ENTRIES SHOWN Block Start
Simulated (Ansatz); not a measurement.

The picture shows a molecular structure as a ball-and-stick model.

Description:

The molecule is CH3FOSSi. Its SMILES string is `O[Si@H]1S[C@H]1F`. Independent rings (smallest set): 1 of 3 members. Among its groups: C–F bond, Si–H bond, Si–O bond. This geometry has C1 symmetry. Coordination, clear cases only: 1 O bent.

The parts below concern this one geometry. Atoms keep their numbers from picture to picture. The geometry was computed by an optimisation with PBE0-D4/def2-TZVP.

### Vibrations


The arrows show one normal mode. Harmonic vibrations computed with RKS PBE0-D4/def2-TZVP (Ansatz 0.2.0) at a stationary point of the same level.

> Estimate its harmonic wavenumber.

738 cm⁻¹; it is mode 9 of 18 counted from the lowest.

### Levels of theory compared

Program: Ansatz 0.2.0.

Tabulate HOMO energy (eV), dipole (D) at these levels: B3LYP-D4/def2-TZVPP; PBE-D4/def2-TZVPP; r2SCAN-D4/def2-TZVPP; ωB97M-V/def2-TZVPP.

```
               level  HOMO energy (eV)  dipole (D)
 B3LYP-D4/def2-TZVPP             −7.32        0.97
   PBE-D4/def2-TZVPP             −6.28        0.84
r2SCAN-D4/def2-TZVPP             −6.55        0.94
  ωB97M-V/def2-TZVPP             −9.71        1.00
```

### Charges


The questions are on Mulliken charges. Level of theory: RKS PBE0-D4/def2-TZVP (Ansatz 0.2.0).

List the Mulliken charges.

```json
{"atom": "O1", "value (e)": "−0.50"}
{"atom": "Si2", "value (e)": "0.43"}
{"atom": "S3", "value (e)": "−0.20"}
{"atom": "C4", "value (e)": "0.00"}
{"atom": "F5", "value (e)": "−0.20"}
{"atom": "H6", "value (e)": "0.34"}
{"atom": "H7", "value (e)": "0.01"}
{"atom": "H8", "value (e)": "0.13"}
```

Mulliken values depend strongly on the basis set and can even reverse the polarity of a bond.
ENTRIES SHOWN Block End

* WORK INSTRUCTION
Find where the line with "The molecule is" sits in the material above, then copy exactly from it through the line with "its harmonic wavenumber.". Add no other line.

* ANSWER SECTION
The molecule is CH3FOSSi. Its SMILES string is `O[Si@H]1S[C@H]1F`. Independent rings (smallest set): 1 of 3 members. Among its groups: C–F bond, Si–H bond, Si–O bond. This geometry has C1 symmetry. Coordination, clear cases only: 1 O bent.

The parts below concern this one geometry. Atoms keep their numbers from picture to picture. The geometry was computed by an optimisation with PBE0-D4/def2-TZVP.

### Vibrations


The arrows show one normal mode. Harmonic vibrations computed with RKS PBE0-D4/def2-TZVP (Ansatz 0.2.0) at a stationary point of the same level.

> Estimate its harmonic wavenumber.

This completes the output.